▸ **Action item**
Copy the first line of the material below and every later line through the line containing "(2) Give the", without any other output.

▸ **Data under study**

------------

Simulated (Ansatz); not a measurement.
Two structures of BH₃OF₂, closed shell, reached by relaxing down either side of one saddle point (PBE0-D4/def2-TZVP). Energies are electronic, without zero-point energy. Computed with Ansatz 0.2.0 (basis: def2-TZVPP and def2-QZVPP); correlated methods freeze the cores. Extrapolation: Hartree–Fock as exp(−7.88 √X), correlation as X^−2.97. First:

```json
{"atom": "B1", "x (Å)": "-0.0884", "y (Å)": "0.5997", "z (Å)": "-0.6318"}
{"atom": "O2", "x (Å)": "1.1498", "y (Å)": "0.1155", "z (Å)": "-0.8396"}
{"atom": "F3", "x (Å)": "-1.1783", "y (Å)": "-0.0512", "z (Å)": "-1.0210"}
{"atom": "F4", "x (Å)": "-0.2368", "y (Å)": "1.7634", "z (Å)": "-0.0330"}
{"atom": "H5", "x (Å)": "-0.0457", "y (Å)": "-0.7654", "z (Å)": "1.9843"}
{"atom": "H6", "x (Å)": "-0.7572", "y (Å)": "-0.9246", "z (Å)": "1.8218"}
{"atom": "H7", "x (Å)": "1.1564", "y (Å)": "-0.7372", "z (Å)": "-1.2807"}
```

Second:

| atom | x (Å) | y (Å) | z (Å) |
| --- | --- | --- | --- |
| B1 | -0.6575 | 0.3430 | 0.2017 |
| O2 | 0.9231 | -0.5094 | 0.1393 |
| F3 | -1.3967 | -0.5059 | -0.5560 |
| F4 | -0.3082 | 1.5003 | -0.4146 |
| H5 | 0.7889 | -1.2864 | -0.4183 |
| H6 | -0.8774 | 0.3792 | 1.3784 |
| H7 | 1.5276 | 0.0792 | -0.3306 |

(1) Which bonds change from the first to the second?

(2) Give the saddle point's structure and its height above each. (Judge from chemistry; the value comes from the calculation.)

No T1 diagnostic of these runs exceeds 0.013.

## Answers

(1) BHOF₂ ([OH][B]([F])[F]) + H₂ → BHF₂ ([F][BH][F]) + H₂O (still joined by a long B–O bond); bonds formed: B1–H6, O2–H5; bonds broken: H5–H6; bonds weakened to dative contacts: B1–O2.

------------

▸ **Response area**
Simulated (Ansatz); not a measurement.
Two structures of BH₃OF₂, closed shell, reached by relaxing down either side of one saddle point (PBE0-D4/def2-TZVP). Energies are electronic, without zero-point energy. Computed with Ansatz 0.2.0 (basis: def2-TZVPP and def2-QZVPP); correlated methods freeze the cores. Extrapolation: Hartree–Fock as exp(−7.88 √X), correlation as X^−2.97. First:

```json
{"atom": "B1", "x (Å)": "-0.0884", "y (Å)": "0.5997", "z (Å)": "-0.6318"}
{"atom": "O2", "x (Å)": "1.1498", "y (Å)": "0.1155", "z (Å)": "-0.8396"}
{"atom": "F3", "x (Å)": "-1.1783", "y (Å)": "-0.0512", "z (Å)": "-1.0210"}
{"atom": "F4", "x (Å)": "-0.2368", "y (Å)": "1.7634", "z (Å)": "-0.0330"}
{"atom": "H5", "x (Å)": "-0.0457", "y (Å)": "-0.7654", "z (Å)": "1.9843"}
{"atom": "H6", "x (Å)": "-0.7572", "y (Å)": "-0.9246", "z (Å)": "1.8218"}
{"atom": "H7", "x (Å)": "1.1564", "y (Å)": "-0.7372", "z (Å)": "-1.2807"}
```

Second:

| atom | x (Å) | y (Å) | z (Å) |
| --- | --- | --- | --- |
| B1 | -0.6575 | 0.3430 | 0.2017 |
| O2 | 0.9231 | -0.5094 | 0.1393 |
| F3 | -1.3967 | -0.5059 | -0.5560 |
| F4 | -0.3082 | 1.5003 | -0.4146 |
| H5 | 0.7889 | -1.2864 | -0.4183 |
| H6 | -0.8774 | 0.3792 | 1.3784 |
| H7 | 1.5276 | 0.0792 | -0.3306 |

(1) Which bonds change from the first to the second?

(2) Give the saddle point's structure and its height above each. (Judge from chemistry; the value comes from the calculation.)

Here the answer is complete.